Work item: Nothing but the lines from the one with "Hf8O15: frames of" down to the one with "All numbers are" should be returned, exactly and with both ends included, from the material below.

━━━━━━━━━━━━━━━━━━━━━━━━━━━━━━

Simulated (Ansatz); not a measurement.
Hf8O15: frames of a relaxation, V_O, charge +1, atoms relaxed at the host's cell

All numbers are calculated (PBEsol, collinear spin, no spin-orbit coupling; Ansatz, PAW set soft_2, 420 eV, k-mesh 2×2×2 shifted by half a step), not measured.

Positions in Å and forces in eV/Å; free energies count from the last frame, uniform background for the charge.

━━━━━━━━━━━━━━━━━━━━━━━━━━━━━━

Exercise answer:
Hf8O15: frames of a relaxation, V_O, charge +1, atoms relaxed at the host's cell

All numbers are calculated (PBEsol, collinear spin, no spin-orbit coupling; Ansatz, PAW set soft_2, 420 eV, k-mesh 2×2×2 shifted by half a step), not measured.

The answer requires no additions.